ASSIGNMENT -
Set down, in full, every record in the block.

SOURCE MATERIAL -
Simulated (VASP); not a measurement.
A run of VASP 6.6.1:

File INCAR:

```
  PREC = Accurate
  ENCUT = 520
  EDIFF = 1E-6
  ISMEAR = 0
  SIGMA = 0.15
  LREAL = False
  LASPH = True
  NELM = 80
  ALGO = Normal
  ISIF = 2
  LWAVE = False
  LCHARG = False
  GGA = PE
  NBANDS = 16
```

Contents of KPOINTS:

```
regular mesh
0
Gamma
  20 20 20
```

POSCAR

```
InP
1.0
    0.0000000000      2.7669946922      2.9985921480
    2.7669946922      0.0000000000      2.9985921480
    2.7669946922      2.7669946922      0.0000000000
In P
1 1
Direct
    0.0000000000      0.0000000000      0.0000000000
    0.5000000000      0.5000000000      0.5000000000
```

ANSWER SECTION -
Simulated (VASP); not a measurement.
A run of VASP 6.6.1:

File INCAR:

```
  PREC = Accurate
  ENCUT = 520
  EDIFF = 1E-6
  ISMEAR = 0
  SIGMA = 0.15
  LREAL = False
  LASPH = True
  NELM = 80
  ALGO = Normal
  ISIF = 2
  LWAVE = False
  LCHARG = False
  GGA = PE
  NBANDS = 16
```

Contents of KPOINTS:

```
regular mesh
0
Gamma
  20 20 20
```

POSCAR

```
InP
1.0
    0.0000000000      2.7669946922      2.9985921480
    2.7669946922      0.0000000000      2.9985921480
    2.7669946922      2.7669946922      0.0000000000
In P
1 1
Direct
    0.0000000000      0.0000000000      0.0000000000
    0.5000000000      0.5000000000      0.5000000000
```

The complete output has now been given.